_ _ _ _ _

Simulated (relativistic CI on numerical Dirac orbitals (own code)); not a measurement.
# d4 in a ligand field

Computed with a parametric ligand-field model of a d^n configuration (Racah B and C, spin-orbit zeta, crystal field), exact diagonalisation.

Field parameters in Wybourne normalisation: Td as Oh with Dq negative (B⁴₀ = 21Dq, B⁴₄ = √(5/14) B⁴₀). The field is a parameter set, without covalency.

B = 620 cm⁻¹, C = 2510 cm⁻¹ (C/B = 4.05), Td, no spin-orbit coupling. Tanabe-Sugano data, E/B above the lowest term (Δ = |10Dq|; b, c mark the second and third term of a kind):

_ _ _ _ _

### Requirement
Word for word, repeat the records above.

### Exercise output
Simulated (relativistic CI on numerical Dirac orbitals (own code)); not a measurement.
# d4 in a ligand field

Computed with a parametric ligand-field model of a d^n configuration (Racah B and C, spin-orbit zeta, crystal field), exact diagonalisation.

Field parameters in Wybourne normalisation: Td as Oh with Dq negative (B⁴₀ = 21Dq, B⁴₄ = √(5/14) B⁴₀). The field is a parameter set, without covalency.

B = 620 cm⁻¹, C = 2510 cm⁻¹ (C/B = 4.05), Td, no spin-orbit coupling. Tanabe-Sugano data, E/B above the lowest term (Δ = |10Dq|; b, c mark the second and third term of a kind):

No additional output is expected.